(Assignment)
Using the material that follows, output exactly the lines from the one containing "Alike in all" through the one containing "Caveats: some runs", with both ends kept.

(Dataset extract)
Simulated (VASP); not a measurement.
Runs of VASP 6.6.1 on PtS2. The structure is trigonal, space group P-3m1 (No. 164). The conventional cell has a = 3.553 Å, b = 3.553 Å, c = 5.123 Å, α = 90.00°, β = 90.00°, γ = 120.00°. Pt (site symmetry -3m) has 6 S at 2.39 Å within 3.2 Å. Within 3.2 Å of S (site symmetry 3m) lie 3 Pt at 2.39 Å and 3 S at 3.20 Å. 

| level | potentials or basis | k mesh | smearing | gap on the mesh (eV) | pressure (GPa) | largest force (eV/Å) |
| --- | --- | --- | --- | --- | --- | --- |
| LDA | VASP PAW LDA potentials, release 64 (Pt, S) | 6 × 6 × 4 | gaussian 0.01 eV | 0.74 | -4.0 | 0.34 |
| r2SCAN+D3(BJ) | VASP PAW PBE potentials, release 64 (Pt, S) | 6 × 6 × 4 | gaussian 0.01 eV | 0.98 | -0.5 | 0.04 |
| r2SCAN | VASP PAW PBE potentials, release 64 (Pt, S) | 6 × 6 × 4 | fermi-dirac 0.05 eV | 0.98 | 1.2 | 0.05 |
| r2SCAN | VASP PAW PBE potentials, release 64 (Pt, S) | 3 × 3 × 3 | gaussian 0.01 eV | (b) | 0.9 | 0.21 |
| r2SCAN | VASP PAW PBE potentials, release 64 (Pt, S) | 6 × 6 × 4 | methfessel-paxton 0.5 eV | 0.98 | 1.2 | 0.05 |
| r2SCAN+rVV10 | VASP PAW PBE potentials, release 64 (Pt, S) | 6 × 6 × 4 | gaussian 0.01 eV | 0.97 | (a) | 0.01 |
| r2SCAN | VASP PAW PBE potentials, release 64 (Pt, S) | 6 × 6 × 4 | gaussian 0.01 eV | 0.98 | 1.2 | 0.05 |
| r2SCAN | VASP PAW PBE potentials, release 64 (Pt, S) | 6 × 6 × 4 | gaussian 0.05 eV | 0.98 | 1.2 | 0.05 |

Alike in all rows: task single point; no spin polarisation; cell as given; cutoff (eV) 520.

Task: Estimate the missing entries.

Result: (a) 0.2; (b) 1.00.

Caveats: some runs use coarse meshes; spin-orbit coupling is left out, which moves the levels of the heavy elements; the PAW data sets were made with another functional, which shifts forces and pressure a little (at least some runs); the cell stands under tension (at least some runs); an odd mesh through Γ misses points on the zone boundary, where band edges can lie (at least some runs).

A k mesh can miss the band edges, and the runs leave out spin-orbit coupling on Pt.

(Answer box)
Alike in all rows: task single point; no spin polarisation; cell as given; cutoff (eV) 520.

Task: Estimate the missing entries.

Result: (a) 0.2; (b) 1.00.

Caveats: some runs use coarse meshes; spin-orbit coupling is left out, which moves the levels of the heavy elements; the PAW data sets were made with another functional, which shifts forces and pressure a little (at least some runs); the cell stands under tension (at least some runs); an odd mesh through Γ misses points on the zone boundary, where band edges can lie (at least some runs).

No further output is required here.